> [Work order]: The line that contains "A k mesh can" marks the end: retype the data below exactly from its first line through that line.

──────── Supplied records ────────

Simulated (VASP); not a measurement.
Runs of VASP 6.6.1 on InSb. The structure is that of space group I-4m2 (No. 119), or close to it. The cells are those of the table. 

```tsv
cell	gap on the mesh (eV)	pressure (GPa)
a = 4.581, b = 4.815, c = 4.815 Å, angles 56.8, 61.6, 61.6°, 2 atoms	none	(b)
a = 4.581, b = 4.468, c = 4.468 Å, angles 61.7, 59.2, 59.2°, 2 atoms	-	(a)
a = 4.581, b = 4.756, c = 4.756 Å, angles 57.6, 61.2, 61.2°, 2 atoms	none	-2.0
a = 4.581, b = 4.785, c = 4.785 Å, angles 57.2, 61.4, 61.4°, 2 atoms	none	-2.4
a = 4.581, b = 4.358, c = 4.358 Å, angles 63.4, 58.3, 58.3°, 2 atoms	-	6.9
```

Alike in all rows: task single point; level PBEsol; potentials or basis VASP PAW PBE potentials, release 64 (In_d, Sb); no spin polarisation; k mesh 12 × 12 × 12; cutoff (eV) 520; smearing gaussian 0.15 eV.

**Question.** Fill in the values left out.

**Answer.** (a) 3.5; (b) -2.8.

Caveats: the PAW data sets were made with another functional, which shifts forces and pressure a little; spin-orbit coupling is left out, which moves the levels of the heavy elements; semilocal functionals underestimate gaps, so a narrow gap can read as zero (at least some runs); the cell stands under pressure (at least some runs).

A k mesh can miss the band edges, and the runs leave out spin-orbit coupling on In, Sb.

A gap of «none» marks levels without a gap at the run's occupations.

────────

> [Task response]:
Simulated (VASP); not a measurement.
Runs of VASP 6.6.1 on InSb. The structure is that of space group I-4m2 (No. 119), or close to it. The cells are those of the table. 

```tsv
cell	gap on the mesh (eV)	pressure (GPa)
a = 4.581, b = 4.815, c = 4.815 Å, angles 56.8, 61.6, 61.6°, 2 atoms	none	(b)
a = 4.581, b = 4.468, c = 4.468 Å, angles 61.7, 59.2, 59.2°, 2 atoms	-	(a)
a = 4.581, b = 4.756, c = 4.756 Å, angles 57.6, 61.2, 61.2°, 2 atoms	none	-2.0
a = 4.581, b = 4.785, c = 4.785 Å, angles 57.2, 61.4, 61.4°, 2 atoms	none	-2.4
a = 4.581, b = 4.358, c = 4.358 Å, angles 63.4, 58.3, 58.3°, 2 atoms	-	6.9
```

Alike in all rows: task single point; level PBEsol; potentials or basis VASP PAW PBE potentials, release 64 (In_d, Sb); no spin polarisation; k mesh 12 × 12 × 12; cutoff (eV) 520; smearing gaussian 0.15 eV.

**Question.** Fill in the values left out.

**Answer.** (a) 3.5; (b) -2.8.

Caveats: the PAW data sets were made with another functional, which shifts forces and pressure a little; spin-orbit coupling is left out, which moves the levels of the heavy elements; semilocal functionals underestimate gaps, so a narrow gap can read as zero (at least some runs); the cell stands under pressure (at least some runs).

A k mesh can miss the band edges, and the runs leave out spin-orbit coupling on In, Sb.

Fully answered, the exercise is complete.